When the line with "The largest gap" is reached, include it and stop; before that, copy each line of the listing exactly from the first.

★ ★ ★ ★ ★ ★ ★

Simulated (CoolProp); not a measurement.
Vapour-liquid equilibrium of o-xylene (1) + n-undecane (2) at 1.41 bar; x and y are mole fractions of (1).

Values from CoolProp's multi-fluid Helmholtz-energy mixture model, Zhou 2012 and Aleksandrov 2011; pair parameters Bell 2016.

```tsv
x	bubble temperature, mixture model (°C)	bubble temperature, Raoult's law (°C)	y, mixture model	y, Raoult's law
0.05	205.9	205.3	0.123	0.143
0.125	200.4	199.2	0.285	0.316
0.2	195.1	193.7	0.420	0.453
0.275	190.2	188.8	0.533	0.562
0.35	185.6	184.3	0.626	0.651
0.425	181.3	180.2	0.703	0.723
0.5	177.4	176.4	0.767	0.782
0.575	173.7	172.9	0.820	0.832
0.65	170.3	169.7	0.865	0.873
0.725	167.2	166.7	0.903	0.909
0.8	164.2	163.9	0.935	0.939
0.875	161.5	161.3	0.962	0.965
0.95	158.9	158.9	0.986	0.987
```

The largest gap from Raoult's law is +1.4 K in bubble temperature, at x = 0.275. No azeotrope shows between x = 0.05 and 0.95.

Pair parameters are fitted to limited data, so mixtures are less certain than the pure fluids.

★ ★ ★ ★ ★ ★ ★

Answer space |
Simulated (CoolProp); not a measurement.
Vapour-liquid equilibrium of o-xylene (1) + n-undecane (2) at 1.41 bar; x and y are mole fractions of (1).

Values from CoolProp's multi-fluid Helmholtz-energy mixture model, Zhou 2012 and Aleksandrov 2011; pair parameters Bell 2016.

```tsv
x	bubble temperature, mixture model (°C)	bubble temperature, Raoult's law (°C)	y, mixture model	y, Raoult's law
0.05	205.9	205.3	0.123	0.143
0.125	200.4	199.2	0.285	0.316
0.2	195.1	193.7	0.420	0.453
0.275	190.2	188.8	0.533	0.562
0.35	185.6	184.3	0.626	0.651
0.425	181.3	180.2	0.703	0.723
0.5	177.4	176.4	0.767	0.782
0.575	173.7	172.9	0.820	0.832
0.65	170.3	169.7	0.865	0.873
0.725	167.2	166.7	0.903	0.909
0.8	164.2	163.9	0.935	0.939
0.875	161.5	161.3	0.962	0.965
0.95	158.9	158.9	0.986	0.987
```

The largest gap from Raoult's law is +1.4 K in bubble temperature, at x = 0.275. No azeotrope shows between x = 0.05 and 0.95.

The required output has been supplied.